- [WORK ITEM] Print the data again, exactly.

----------------

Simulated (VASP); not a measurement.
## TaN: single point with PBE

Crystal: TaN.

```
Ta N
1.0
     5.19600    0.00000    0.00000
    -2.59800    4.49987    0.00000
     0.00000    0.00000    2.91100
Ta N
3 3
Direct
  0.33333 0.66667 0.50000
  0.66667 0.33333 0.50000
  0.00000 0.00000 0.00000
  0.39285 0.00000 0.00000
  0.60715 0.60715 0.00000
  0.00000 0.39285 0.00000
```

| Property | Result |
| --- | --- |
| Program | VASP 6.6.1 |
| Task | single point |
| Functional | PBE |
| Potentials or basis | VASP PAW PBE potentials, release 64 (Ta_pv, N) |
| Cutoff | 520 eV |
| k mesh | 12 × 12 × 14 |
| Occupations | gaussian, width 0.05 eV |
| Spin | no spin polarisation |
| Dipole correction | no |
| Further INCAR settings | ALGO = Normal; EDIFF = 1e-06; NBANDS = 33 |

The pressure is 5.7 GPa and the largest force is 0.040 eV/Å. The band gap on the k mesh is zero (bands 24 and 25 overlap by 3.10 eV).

----------------

- [REPLY]
Simulated (VASP); not a measurement.
## TaN: single point with PBE

Crystal: TaN.

```
Ta N
1.0
     5.19600    0.00000    0.00000
    -2.59800    4.49987    0.00000
     0.00000    0.00000    2.91100
Ta N
3 3
Direct
  0.33333 0.66667 0.50000
  0.66667 0.33333 0.50000
  0.00000 0.00000 0.00000
  0.39285 0.00000 0.00000
  0.60715 0.60715 0.00000
  0.00000 0.39285 0.00000
```

| Property | Result |
| --- | --- |
| Program | VASP 6.6.1 |
| Task | single point |
| Functional | PBE |
| Potentials or basis | VASP PAW PBE potentials, release 64 (Ta_pv, N) |
| Cutoff | 520 eV |
| k mesh | 12 × 12 × 14 |
| Occupations | gaussian, width 0.05 eV |
| Spin | no spin polarisation |
| Dipole correction | no |
| Further INCAR settings | ALGO = Normal; EDIFF = 1e-06; NBANDS = 33 |

The pressure is 5.7 GPa and the largest force is 0.040 eV/Å. The band gap on the k mesh is zero (bands 24 and 25 overlap by 3.10 eV).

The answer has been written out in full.